Dataset excerpts —
________

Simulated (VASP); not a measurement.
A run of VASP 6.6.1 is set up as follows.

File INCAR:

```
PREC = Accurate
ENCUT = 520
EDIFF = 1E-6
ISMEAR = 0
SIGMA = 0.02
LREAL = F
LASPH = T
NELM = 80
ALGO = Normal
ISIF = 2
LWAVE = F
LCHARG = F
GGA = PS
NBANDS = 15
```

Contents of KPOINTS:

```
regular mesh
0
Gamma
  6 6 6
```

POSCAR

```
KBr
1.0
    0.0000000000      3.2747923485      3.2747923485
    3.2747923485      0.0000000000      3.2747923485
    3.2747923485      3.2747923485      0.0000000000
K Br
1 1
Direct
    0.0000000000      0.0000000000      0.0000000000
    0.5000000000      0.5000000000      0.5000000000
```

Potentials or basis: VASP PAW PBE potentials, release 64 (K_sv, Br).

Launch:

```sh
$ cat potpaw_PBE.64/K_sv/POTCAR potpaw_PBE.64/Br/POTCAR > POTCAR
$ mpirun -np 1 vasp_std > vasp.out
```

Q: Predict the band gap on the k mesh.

________

Action item — Word for word, reproduce every line of the data.

Answer area —
Simulated (VASP); not a measurement.
A run of VASP 6.6.1 is set up as follows.

File INCAR:

```
PREC = Accurate
ENCUT = 520
EDIFF = 1E-6
ISMEAR = 0
SIGMA = 0.02
LREAL = F
LASPH = T
NELM = 80
ALGO = Normal
ISIF = 2
LWAVE = F
LCHARG = F
GGA = PS
NBANDS = 15
```

Contents of KPOINTS:

```
regular mesh
0
Gamma
  6 6 6
```

POSCAR

```
KBr
1.0
    0.0000000000      3.2747923485      3.2747923485
    3.2747923485      0.0000000000      3.2747923485
    3.2747923485      3.2747923485      0.0000000000
K Br
1 1
Direct
    0.0000000000      0.0000000000      0.0000000000
    0.5000000000      0.5000000000      0.5000000000
```

Potentials or basis: VASP PAW PBE potentials, release 64 (K_sv, Br).

Launch:

```sh
$ cat potpaw_PBE.64/K_sv/POTCAR potpaw_PBE.64/Br/POTCAR > POTCAR
$ mpirun -np 1 vasp_std > vasp.out
```

Q: Predict the band gap on the k mesh.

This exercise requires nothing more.